> _Work instruction_
Using the records below, output the stretch that opens with the line containing "into something else?" and closes with the line containing "The last run", exactly and including both lines, with nothing more.

--*--

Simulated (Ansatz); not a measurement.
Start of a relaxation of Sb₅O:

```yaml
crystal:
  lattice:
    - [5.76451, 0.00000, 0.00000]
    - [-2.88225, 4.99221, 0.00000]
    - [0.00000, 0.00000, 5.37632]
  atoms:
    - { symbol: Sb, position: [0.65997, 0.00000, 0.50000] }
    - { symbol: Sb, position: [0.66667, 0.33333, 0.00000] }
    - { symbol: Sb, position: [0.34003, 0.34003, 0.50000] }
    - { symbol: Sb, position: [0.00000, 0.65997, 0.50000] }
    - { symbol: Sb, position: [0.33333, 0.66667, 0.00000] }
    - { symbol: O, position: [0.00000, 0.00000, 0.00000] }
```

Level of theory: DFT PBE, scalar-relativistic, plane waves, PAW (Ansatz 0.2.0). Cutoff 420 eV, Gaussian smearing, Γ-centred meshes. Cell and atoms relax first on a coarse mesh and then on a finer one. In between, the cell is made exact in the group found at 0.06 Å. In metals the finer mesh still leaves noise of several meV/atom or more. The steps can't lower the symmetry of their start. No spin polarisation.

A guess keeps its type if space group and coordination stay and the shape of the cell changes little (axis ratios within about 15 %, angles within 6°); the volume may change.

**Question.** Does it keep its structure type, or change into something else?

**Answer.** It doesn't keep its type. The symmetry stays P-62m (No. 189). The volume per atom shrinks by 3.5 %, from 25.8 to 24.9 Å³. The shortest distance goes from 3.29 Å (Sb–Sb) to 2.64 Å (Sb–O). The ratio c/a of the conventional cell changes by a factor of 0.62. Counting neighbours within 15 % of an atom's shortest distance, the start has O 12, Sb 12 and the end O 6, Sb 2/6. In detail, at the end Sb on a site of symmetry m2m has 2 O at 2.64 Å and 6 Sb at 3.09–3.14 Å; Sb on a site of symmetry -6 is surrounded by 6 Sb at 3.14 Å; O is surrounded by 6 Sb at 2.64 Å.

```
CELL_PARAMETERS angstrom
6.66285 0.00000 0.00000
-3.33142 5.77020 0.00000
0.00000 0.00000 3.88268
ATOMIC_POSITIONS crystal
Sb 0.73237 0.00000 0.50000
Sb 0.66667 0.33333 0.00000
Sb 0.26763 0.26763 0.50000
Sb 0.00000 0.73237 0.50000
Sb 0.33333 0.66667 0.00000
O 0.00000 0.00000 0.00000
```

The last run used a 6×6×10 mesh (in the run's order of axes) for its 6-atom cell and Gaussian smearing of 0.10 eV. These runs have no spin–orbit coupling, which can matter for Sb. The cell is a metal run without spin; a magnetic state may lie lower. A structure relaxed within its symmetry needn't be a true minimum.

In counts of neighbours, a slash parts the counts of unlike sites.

--*--

> _Response area_
**Question.** Does it keep its structure type, or change into something else?

**Answer.** It doesn't keep its type. The symmetry stays P-62m (No. 189). The volume per atom shrinks by 3.5 %, from 25.8 to 24.9 Å³. The shortest distance goes from 3.29 Å (Sb–Sb) to 2.64 Å (Sb–O). The ratio c/a of the conventional cell changes by a factor of 0.62. Counting neighbours within 15 % of an atom's shortest distance, the start has O 12, Sb 12 and the end O 6, Sb 2/6. In detail, at the end Sb on a site of symmetry m2m has 2 O at 2.64 Å and 6 Sb at 3.09–3.14 Å; Sb on a site of symmetry -6 is surrounded by 6 Sb at 3.14 Å; O is surrounded by 6 Sb at 2.64 Å.

```
CELL_PARAMETERS angstrom
6.66285 0.00000 0.00000
-3.33142 5.77020 0.00000
0.00000 0.00000 3.88268
ATOMIC_POSITIONS crystal
Sb 0.73237 0.00000 0.50000
Sb 0.66667 0.33333 0.00000
Sb 0.26763 0.26763 0.50000
Sb 0.00000 0.73237 0.50000
Sb 0.33333 0.66667 0.00000
O 0.00000 0.00000 0.00000
```

The last run used a 6×6×10 mesh (in the run's order of axes) for its 6-atom cell and Gaussian smearing of 0.10 eV. These runs have no spin–orbit coupling, which can matter for Sb. The cell is a metal run without spin; a magnetic state may lie lower. A structure relaxed within its symmetry needn't be a true minimum.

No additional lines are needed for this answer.